^^^^^^^^

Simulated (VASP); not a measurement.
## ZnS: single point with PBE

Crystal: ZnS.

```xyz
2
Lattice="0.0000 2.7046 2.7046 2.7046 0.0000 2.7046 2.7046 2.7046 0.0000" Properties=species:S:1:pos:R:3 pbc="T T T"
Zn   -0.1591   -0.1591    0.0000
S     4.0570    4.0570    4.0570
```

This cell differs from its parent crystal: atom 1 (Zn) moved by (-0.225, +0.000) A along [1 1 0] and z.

^^^^^^^^

- [Exercise]
Word for word, print every line above.

- [Exercise result]
Simulated (VASP); not a measurement.
## ZnS: single point with PBE

Crystal: ZnS.

```xyz
2
Lattice="0.0000 2.7046 2.7046 2.7046 0.0000 2.7046 2.7046 2.7046 0.0000" Properties=species:S:1:pos:R:3 pbc="T T T"
Zn   -0.1591   -0.1591    0.0000
S     4.0570    4.0570    4.0570
```

This cell differs from its parent crystal: atom 1 (Zn) moved by (-0.225, +0.000) A along [1 1 0] and z.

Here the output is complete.